※
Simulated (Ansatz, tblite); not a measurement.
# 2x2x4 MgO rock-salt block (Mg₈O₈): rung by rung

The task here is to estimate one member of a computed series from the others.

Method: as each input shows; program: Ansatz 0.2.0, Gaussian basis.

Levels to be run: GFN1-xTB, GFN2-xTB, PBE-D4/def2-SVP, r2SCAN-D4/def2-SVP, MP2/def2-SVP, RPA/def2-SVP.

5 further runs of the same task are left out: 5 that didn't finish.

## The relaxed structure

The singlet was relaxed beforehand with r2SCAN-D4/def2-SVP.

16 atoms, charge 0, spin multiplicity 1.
※

▶ **Action item**
Every entry must appear in the answer exactly as written.

▶ **Exercise result**
Simulated (Ansatz, tblite); not a measurement.
# 2x2x4 MgO rock-salt block (Mg₈O₈): rung by rung

The task here is to estimate one member of a computed series from the others.

Method: as each input shows; program: Ansatz 0.2.0, Gaussian basis.

Levels to be run: GFN1-xTB, GFN2-xTB, PBE-D4/def2-SVP, r2SCAN-D4/def2-SVP, MP2/def2-SVP, RPA/def2-SVP.

5 further runs of the same task are left out: 5 that didn't finish.

## The relaxed structure

The singlet was relaxed beforehand with r2SCAN-D4/def2-SVP.

16 atoms, charge 0, spin multiplicity 1.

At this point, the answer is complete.